> **Data records**:
====

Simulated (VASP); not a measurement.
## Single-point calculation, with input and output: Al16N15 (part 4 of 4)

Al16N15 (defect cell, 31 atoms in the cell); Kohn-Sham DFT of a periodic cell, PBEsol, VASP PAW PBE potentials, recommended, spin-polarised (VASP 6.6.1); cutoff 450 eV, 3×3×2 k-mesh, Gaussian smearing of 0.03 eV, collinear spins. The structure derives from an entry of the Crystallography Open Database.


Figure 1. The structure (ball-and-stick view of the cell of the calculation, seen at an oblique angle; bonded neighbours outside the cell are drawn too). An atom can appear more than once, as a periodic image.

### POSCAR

====

> **Work task**:
Could you transcribe the entries above word for word, from the line with "Al16N15 (defect cell, 31" down to the line with "Figure 1. The", keeping both?

> **Task solution**:
Al16N15 (defect cell, 31 atoms in the cell); Kohn-Sham DFT of a periodic cell, PBEsol, VASP PAW PBE potentials, recommended, spin-polarised (VASP 6.6.1); cutoff 450 eV, 3×3×2 k-mesh, Gaussian smearing of 0.03 eV, collinear spins. The structure derives from an entry of the Crystallography Open Database.


Figure 1. The structure (ball-and-stick view of the cell of the calculation, seen at an oblique angle; bonded neighbours outside the cell are drawn too). An atom can appear more than once, as a periodic image.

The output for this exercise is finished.